Requirement: Transcribe the records below exactly, from their first line through the line containing "by 0.10 eV) |". Omit every line after it.

- - -

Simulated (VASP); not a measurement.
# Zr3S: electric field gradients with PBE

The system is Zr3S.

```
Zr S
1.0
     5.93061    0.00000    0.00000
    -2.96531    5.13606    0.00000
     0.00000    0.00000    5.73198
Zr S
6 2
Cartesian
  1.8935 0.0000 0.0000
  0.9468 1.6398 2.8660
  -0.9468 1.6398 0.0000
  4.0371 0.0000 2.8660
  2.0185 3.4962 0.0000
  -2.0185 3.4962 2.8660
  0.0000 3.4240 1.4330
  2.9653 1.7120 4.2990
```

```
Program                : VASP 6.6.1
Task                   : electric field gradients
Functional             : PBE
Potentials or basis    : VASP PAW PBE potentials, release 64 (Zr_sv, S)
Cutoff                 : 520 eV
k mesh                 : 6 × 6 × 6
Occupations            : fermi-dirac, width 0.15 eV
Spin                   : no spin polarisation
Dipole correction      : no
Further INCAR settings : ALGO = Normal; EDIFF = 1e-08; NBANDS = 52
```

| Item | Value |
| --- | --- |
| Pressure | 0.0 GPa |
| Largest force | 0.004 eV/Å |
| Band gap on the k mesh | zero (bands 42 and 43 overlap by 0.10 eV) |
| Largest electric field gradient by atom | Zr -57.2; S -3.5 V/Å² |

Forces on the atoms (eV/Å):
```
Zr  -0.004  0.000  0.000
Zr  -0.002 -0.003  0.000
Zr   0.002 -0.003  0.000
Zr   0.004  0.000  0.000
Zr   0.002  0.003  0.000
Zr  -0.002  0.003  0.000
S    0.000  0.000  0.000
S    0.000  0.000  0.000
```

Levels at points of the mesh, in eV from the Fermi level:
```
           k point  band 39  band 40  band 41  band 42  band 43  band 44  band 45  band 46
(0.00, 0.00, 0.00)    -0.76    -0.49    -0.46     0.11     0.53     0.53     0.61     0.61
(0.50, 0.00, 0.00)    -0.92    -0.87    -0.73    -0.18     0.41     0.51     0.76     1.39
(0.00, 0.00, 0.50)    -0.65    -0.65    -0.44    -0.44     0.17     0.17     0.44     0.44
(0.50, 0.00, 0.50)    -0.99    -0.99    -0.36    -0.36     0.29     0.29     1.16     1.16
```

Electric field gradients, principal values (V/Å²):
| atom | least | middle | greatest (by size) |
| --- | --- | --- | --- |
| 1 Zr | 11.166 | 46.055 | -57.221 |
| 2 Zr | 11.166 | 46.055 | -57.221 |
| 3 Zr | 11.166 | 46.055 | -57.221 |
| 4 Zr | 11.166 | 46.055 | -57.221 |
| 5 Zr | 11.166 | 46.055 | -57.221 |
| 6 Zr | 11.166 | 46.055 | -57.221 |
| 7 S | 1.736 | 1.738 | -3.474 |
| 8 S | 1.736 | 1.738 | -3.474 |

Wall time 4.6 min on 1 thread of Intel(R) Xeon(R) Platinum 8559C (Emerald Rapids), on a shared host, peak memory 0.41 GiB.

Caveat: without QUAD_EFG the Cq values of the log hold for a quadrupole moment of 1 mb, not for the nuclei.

- - -

Answer area:
Simulated (VASP); not a measurement.
# Zr3S: electric field gradients with PBE

The system is Zr3S.

```
Zr S
1.0
     5.93061    0.00000    0.00000
    -2.96531    5.13606    0.00000
     0.00000    0.00000    5.73198
Zr S
6 2
Cartesian
  1.8935 0.0000 0.0000
  0.9468 1.6398 2.8660
  -0.9468 1.6398 0.0000
  4.0371 0.0000 2.8660
  2.0185 3.4962 0.0000
  -2.0185 3.4962 2.8660
  0.0000 3.4240 1.4330
  2.9653 1.7120 4.2990
```

```
Program                : VASP 6.6.1
Task                   : electric field gradients
Functional             : PBE
Potentials or basis    : VASP PAW PBE potentials, release 64 (Zr_sv, S)
Cutoff                 : 520 eV
k mesh                 : 6 × 6 × 6
Occupations            : fermi-dirac, width 0.15 eV
Spin                   : no spin polarisation
Dipole correction      : no
Further INCAR settings : ALGO = Normal; EDIFF = 1e-08; NBANDS = 52
```

| Item | Value |
| --- | --- |
| Pressure | 0.0 GPa |
| Largest force | 0.004 eV/Å |
| Band gap on the k mesh | zero (bands 42 and 43 overlap by 0.10 eV) |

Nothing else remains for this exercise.